- WORK ORDER -
Reproduce exactly the opening lines of the listing, stopping after the line that contains "Its results: band" and including it.

- PROVIDED RECORDS -
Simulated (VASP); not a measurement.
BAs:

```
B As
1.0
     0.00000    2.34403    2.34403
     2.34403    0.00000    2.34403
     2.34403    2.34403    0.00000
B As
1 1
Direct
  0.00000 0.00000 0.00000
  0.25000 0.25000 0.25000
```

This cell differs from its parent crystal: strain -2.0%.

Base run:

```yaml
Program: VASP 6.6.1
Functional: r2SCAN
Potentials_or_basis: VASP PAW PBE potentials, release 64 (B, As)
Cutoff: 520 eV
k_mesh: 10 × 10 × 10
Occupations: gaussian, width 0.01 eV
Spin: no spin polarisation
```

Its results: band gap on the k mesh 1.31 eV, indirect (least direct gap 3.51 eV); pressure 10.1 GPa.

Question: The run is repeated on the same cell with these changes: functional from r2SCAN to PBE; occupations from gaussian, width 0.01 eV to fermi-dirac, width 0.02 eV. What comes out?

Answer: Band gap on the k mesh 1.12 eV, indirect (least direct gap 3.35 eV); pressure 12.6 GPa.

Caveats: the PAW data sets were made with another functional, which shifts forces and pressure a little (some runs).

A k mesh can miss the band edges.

- RESPONSE AREA -
Simulated (VASP); not a measurement.
BAs:

```
B As
1.0
     0.00000    2.34403    2.34403
     2.34403    0.00000    2.34403
     2.34403    2.34403    0.00000
B As
1 1
Direct
  0.00000 0.00000 0.00000
  0.25000 0.25000 0.25000
```

This cell differs from its parent crystal: strain -2.0%.

Base run:

```yaml
Program: VASP 6.6.1
Functional: r2SCAN
Potentials_or_basis: VASP PAW PBE potentials, release 64 (B, As)
Cutoff: 520 eV
k_mesh: 10 × 10 × 10
Occupations: gaussian, width 0.01 eV
Spin: no spin polarisation
```

Its results: band gap on the k mesh 1.31 eV, indirect (least direct gap 3.51 eV); pressure 10.1 GPa.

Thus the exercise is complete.